Segment Start: Entries shown
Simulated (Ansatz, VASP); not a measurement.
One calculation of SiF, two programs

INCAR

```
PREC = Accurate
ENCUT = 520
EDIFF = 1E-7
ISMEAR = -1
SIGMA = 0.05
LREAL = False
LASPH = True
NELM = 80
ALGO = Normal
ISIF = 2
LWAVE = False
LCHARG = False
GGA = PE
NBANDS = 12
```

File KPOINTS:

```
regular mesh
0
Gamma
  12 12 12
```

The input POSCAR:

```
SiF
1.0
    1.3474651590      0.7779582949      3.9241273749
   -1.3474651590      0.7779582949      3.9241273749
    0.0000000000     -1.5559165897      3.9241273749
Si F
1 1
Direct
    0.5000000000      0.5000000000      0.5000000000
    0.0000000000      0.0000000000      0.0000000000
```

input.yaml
Segment End: Entries shown

#### Work order:
Return every entry exactly; no line may be missing.

#### Task answer:
Simulated (Ansatz, VASP); not a measurement.
One calculation of SiF, two programs

INCAR

```
PREC = Accurate
ENCUT = 520
EDIFF = 1E-7
ISMEAR = -1
SIGMA = 0.05
LREAL = False
LASPH = True
NELM = 80
ALGO = Normal
ISIF = 2
LWAVE = False
LCHARG = False
GGA = PE
NBANDS = 12
```

File KPOINTS:

```
regular mesh
0
Gamma
  12 12 12
```

The input POSCAR:

```
SiF
1.0
    1.3474651590      0.7779582949      3.9241273749
   -1.3474651590      0.7779582949      3.9241273749
    0.0000000000     -1.5559165897      3.9241273749
Si F
1 1
Direct
    0.5000000000      0.5000000000      0.5000000000
    0.0000000000      0.0000000000      0.0000000000
```

input.yaml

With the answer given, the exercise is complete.